-- Opening Marker --

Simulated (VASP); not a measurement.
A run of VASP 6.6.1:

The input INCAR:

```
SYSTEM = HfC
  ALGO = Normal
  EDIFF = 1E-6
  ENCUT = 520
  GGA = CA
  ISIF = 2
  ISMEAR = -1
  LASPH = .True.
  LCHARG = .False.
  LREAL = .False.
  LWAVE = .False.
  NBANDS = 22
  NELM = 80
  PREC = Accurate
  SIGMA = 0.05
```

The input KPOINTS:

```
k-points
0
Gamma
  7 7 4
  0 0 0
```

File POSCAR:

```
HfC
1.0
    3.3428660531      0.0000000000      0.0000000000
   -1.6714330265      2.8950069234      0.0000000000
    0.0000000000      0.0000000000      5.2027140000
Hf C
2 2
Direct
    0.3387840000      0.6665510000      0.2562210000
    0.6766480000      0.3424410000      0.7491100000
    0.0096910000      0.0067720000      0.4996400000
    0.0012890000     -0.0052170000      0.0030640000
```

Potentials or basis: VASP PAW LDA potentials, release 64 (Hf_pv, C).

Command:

-- Closing Marker --

Please repeat the material exactly as it appears above.

_Answer section_.
Simulated (VASP); not a measurement.
A run of VASP 6.6.1:

The input INCAR:

```
SYSTEM = HfC
  ALGO = Normal
  EDIFF = 1E-6
  ENCUT = 520
  GGA = CA
  ISIF = 2
  ISMEAR = -1
  LASPH = .True.
  LCHARG = .False.
  LREAL = .False.
  LWAVE = .False.
  NBANDS = 22
  NELM = 80
  PREC = Accurate
  SIGMA = 0.05
```

The input KPOINTS:

```
k-points
0
Gamma
  7 7 4
  0 0 0
```

File POSCAR:

```
HfC
1.0
    3.3428660531      0.0000000000      0.0000000000
   -1.6714330265      2.8950069234      0.0000000000
    0.0000000000      0.0000000000      5.2027140000
Hf C
2 2
Direct
    0.3387840000      0.6665510000      0.2562210000
    0.6766480000      0.3424410000      0.7491100000
    0.0096910000      0.0067720000      0.4996400000
    0.0012890000     -0.0052170000      0.0030640000
```

Potentials or basis: VASP PAW LDA potentials, release 64 (Hf_pv, C).

Command:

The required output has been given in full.